**Task item**
Please set down each line of the material exactly.

**Provided material**
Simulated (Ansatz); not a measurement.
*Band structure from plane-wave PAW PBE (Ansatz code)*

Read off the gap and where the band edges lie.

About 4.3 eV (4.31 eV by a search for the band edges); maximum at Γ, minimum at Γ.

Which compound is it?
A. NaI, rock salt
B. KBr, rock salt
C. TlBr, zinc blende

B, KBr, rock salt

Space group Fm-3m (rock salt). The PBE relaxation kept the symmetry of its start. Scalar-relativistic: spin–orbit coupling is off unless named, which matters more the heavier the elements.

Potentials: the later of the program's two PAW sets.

**Written solution**
Simulated (Ansatz); not a measurement.
*Band structure from plane-wave PAW PBE (Ansatz code)*

Read off the gap and where the band edges lie.

About 4.3 eV (4.31 eV by a search for the band edges); maximum at Γ, minimum at Γ.

Which compound is it?
A. NaI, rock salt
B. KBr, rock salt
C. TlBr, zinc blende

B, KBr, rock salt

Space group Fm-3m (rock salt). The PBE relaxation kept the symmetry of its start. Scalar-relativistic: spin–orbit coupling is off unless named, which matters more the heavier the elements.

Potentials: the later of the program's two PAW sets.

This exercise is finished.